TASK ITEM
Only some lines are wanted. Transcribe, exactly, the lines below from the line with "The task is" up to and including the line with "The script holds".

---- RECORDED INFORMATION

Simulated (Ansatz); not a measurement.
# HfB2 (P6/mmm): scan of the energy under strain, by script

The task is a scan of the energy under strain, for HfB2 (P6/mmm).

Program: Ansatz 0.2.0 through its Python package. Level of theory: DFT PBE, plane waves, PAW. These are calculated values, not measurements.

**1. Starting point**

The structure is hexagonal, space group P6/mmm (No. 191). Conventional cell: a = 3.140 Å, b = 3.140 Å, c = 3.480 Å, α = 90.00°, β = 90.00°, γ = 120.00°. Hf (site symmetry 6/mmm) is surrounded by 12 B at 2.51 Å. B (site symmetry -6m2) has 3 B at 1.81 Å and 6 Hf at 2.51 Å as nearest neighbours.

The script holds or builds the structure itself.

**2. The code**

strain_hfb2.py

--------

WRITTEN REPLY
The task is a scan of the energy under strain, for HfB2 (P6/mmm).

Program: Ansatz 0.2.0 through its Python package. Level of theory: DFT PBE, plane waves, PAW. These are calculated values, not measurements.

**1. Starting point**

The structure is hexagonal, space group P6/mmm (No. 191). Conventional cell: a = 3.140 Å, b = 3.140 Å, c = 3.480 Å, α = 90.00°, β = 90.00°, γ = 120.00°. Hf (site symmetry 6/mmm) is surrounded by 12 B at 2.51 Å. B (site symmetry -6m2) has 3 B at 1.81 Å and 6 Hf at 2.51 Å as nearest neighbours.

The script holds or builds the structure itself.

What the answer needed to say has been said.